*** Begin section ***
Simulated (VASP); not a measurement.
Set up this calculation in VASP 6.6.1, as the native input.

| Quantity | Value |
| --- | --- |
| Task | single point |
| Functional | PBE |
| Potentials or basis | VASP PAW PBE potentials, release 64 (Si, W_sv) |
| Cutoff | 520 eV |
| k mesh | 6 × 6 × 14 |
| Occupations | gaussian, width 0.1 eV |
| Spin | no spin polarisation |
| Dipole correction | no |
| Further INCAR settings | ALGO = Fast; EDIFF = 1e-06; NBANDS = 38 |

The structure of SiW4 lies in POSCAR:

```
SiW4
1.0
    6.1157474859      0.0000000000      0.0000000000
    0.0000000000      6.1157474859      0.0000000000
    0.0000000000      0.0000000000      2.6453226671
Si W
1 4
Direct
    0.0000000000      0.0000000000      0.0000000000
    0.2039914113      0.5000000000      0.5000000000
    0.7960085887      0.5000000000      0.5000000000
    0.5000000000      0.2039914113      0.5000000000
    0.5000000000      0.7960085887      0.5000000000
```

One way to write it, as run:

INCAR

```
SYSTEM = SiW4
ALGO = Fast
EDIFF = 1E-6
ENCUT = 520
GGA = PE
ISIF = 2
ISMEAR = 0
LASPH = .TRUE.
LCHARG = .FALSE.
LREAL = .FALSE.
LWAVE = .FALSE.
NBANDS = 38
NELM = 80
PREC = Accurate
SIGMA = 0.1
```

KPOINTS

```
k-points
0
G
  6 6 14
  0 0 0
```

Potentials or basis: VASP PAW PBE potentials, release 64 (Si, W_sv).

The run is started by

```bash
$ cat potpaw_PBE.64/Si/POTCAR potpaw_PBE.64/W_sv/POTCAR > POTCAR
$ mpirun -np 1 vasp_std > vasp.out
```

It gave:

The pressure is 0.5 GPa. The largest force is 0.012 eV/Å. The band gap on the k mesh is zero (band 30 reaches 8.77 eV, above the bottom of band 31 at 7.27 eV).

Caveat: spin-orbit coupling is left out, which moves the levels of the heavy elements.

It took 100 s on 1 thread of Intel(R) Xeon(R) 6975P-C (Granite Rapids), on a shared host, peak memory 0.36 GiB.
*** End section ***

- [EXERCISE]: Please reproduce, exactly as they appear above, the lines from the line containing "correction | no |" up to and including the line containing "Caveat: spin-orbit coupling".

- [EXERCISE RESULT]:
| Dipole correction | no |
| Further INCAR settings | ALGO = Fast; EDIFF = 1e-06; NBANDS = 38 |

The structure of SiW4 lies in POSCAR:

```
SiW4
1.0
    6.1157474859      0.0000000000      0.0000000000
    0.0000000000      6.1157474859      0.0000000000
    0.0000000000      0.0000000000      2.6453226671
Si W
1 4
Direct
    0.0000000000      0.0000000000      0.0000000000
    0.2039914113      0.5000000000      0.5000000000
    0.7960085887      0.5000000000      0.5000000000
    0.5000000000      0.2039914113      0.5000000000
    0.5000000000      0.7960085887      0.5000000000
```

One way to write it, as run:

INCAR

```
SYSTEM = SiW4
ALGO = Fast
EDIFF = 1E-6
ENCUT = 520
GGA = PE
ISIF = 2
ISMEAR = 0
LASPH = .TRUE.
LCHARG = .FALSE.
LREAL = .FALSE.
LWAVE = .FALSE.
NBANDS = 38
NELM = 80
PREC = Accurate
SIGMA = 0.1
```

KPOINTS

```
k-points
0
G
  6 6 14
  0 0 0
```

Potentials or basis: VASP PAW PBE potentials, release 64 (Si, W_sv).

The run is started by

```bash
$ cat potpaw_PBE.64/Si/POTCAR potpaw_PBE.64/W_sv/POTCAR > POTCAR
$ mpirun -np 1 vasp_std > vasp.out
```

It gave:

The pressure is 0.5 GPa. The largest force is 0.012 eV/Å. The band gap on the k mesh is zero (band 30 reaches 8.77 eV, above the bottom of band 31 at 7.27 eV).

Caveat: spin-orbit coupling is left out, which moves the levels of the heavy elements.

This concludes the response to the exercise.